All of the data beneath this instruction is to be transcribed word for word.

[Information shown]

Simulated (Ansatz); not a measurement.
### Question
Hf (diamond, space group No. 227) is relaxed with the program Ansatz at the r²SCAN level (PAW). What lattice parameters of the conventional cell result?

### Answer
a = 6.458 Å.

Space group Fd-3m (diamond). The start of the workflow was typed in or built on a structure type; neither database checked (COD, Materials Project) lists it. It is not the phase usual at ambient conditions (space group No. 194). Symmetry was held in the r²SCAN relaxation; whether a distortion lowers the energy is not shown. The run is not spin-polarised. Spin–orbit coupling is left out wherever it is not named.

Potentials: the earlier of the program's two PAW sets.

[/Information shown]

# Task solution
Simulated (Ansatz); not a measurement.
### Question
Hf (diamond, space group No. 227) is relaxed with the program Ansatz at the r²SCAN level (PAW). What lattice parameters of the conventional cell result?

### Answer
a = 6.458 Å.

Space group Fd-3m (diamond). The start of the workflow was typed in or built on a structure type; neither database checked (COD, Materials Project) lists it. It is not the phase usual at ambient conditions (space group No. 194). Symmetry was held in the r²SCAN relaxation; whether a distortion lowers the energy is not shown. The run is not spin-polarised. Spin–orbit coupling is left out wherever it is not named.

Potentials: the earlier of the program's two PAW sets.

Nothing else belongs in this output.